▸ Supplied data:
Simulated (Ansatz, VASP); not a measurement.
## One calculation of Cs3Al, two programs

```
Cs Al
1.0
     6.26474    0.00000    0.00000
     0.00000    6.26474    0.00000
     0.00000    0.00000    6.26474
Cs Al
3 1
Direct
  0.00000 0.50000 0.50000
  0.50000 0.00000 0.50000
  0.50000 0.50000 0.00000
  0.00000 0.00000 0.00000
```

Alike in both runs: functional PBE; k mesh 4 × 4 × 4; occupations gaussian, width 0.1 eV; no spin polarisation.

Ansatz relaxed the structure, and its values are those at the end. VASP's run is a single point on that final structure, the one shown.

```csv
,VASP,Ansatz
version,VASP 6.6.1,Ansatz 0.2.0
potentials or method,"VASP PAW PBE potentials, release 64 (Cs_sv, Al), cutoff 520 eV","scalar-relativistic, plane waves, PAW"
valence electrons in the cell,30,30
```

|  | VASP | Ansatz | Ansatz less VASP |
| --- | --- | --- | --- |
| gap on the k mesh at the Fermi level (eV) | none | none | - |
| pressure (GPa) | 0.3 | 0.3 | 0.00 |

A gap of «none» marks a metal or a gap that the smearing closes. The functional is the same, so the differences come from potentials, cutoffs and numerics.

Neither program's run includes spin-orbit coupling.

▸ Exercise:
Reproduce, exactly as they stand in the data above, the lines from the one that holds "none | none | - |" to the one that holds "cutoffs and numerics.", inclusive.

▸ Result:
| gap on the k mesh at the Fermi level (eV) | none | none | - |
| pressure (GPa) | 0.3 | 0.3 | 0.00 |

A gap of «none» marks a metal or a gap that the smearing closes. The functional is the same, so the differences come from potentials, cutoffs and numerics.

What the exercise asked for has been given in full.